**LISTED ENTRIES**:
----------

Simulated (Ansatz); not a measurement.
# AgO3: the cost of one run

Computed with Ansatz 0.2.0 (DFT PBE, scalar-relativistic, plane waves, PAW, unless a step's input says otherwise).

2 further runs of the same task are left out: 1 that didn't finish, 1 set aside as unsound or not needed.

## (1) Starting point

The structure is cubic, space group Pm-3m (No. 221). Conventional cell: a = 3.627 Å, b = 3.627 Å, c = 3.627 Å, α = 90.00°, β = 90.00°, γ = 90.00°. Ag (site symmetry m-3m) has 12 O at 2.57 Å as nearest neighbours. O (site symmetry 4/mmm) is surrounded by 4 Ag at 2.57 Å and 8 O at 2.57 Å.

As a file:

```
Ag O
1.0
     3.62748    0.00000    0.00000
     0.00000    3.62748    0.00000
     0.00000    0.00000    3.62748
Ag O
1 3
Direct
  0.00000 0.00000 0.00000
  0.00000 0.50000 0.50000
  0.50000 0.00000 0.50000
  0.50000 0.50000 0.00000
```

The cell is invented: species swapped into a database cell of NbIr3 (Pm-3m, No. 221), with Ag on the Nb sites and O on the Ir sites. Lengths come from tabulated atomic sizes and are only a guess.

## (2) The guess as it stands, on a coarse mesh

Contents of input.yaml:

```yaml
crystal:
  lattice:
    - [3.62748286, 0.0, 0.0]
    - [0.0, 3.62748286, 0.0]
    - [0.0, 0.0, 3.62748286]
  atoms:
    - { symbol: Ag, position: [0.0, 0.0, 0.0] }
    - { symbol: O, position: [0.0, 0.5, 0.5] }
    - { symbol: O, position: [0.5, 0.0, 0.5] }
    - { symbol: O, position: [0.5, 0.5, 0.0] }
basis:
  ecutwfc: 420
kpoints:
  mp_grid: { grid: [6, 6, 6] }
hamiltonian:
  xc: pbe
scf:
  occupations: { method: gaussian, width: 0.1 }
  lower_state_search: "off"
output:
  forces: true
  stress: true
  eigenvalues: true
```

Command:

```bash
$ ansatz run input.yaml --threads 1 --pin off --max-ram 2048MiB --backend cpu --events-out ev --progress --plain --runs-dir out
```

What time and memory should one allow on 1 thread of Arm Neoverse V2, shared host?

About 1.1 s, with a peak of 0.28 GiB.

----------

**WORK ORDER**:
Transcribe, please, every line from the first line of the listing above through the line with "## (1) Starting point". Keep both ends and nothing else.

**EXERCISE SOLUTION**:
Simulated (Ansatz); not a measurement.
# AgO3: the cost of one run

Computed with Ansatz 0.2.0 (DFT PBE, scalar-relativistic, plane waves, PAW, unless a step's input says otherwise).

2 further runs of the same task are left out: 1 that didn't finish, 1 set aside as unsound or not needed.

## (1) Starting point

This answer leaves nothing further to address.